### [Work task]
An exact, complete copy of the entries is what is needed.

* * * *

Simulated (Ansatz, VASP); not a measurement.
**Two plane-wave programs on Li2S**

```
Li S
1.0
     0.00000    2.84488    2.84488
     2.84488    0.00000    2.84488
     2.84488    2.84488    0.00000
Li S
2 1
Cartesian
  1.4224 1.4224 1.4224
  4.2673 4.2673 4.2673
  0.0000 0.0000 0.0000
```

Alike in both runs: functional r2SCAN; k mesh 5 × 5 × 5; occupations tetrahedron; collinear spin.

* * * *

### [Response]
Simulated (Ansatz, VASP); not a measurement.
**Two plane-wave programs on Li2S**

```
Li S
1.0
     0.00000    2.84488    2.84488
     2.84488    0.00000    2.84488
     2.84488    2.84488    0.00000
Li S
2 1
Cartesian
  1.4224 1.4224 1.4224
  4.2673 4.2673 4.2673
  0.0000 0.0000 0.0000
```

Alike in both runs: functional r2SCAN; k mesh 5 × 5 × 5; occupations tetrahedron; collinear spin.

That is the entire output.